Segment Start: DATA FOR REVIEW

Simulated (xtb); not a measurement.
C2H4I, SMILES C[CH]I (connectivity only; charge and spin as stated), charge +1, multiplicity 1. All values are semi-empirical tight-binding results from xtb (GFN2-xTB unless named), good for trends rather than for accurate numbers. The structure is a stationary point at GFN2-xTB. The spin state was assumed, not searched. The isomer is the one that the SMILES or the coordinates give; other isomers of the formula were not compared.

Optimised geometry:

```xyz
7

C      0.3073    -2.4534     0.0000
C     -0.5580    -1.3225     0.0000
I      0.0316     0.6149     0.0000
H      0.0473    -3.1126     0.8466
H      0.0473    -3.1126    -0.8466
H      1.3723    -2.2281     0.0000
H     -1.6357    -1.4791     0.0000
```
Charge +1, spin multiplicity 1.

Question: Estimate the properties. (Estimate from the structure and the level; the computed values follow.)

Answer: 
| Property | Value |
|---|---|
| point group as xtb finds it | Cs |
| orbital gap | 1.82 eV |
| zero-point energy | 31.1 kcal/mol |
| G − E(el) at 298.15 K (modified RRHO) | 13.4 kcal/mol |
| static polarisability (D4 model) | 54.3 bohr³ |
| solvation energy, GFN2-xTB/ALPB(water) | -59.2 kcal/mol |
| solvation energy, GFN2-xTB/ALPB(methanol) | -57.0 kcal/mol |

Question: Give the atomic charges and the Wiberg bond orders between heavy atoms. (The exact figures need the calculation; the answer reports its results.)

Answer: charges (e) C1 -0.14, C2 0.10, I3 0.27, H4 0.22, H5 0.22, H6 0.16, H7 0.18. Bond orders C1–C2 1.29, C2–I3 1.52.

Segment End: DATA FOR REVIEW

= REQUIREMENT =
Between the first line of the entries above and the line with "Question: Give the", both included, copy every line exactly and nothing outside that range.

= RESPONSE BOX =
Simulated (xtb); not a measurement.
C2H4I, SMILES C[CH]I (connectivity only; charge and spin as stated), charge +1, multiplicity 1. All values are semi-empirical tight-binding results from xtb (GFN2-xTB unless named), good for trends rather than for accurate numbers. The structure is a stationary point at GFN2-xTB. The spin state was assumed, not searched. The isomer is the one that the SMILES or the coordinates give; other isomers of the formula were not compared.

Optimised geometry:

```xyz
7

C      0.3073    -2.4534     0.0000
C     -0.5580    -1.3225     0.0000
I      0.0316     0.6149     0.0000
H      0.0473    -3.1126     0.8466
H      0.0473    -3.1126    -0.8466
H      1.3723    -2.2281     0.0000
H     -1.6357    -1.4791     0.0000
```
Charge +1, spin multiplicity 1.

Question: Estimate the properties. (Estimate from the structure and the level; the computed values follow.)

Answer: 
| Property | Value |
|---|---|
| point group as xtb finds it | Cs |
| orbital gap | 1.82 eV |
| zero-point energy | 31.1 kcal/mol |
| G − E(el) at 298.15 K (modified RRHO) | 13.4 kcal/mol |
| static polarisability (D4 model) | 54.3 bohr³ |
| solvation energy, GFN2-xTB/ALPB(water) | -59.2 kcal/mol |
| solvation energy, GFN2-xTB/ALPB(methanol) | -57.0 kcal/mol |

Question: Give the atomic charges and the Wiberg bond orders between heavy atoms. (The exact figures need the calculation; the answer reports its results.)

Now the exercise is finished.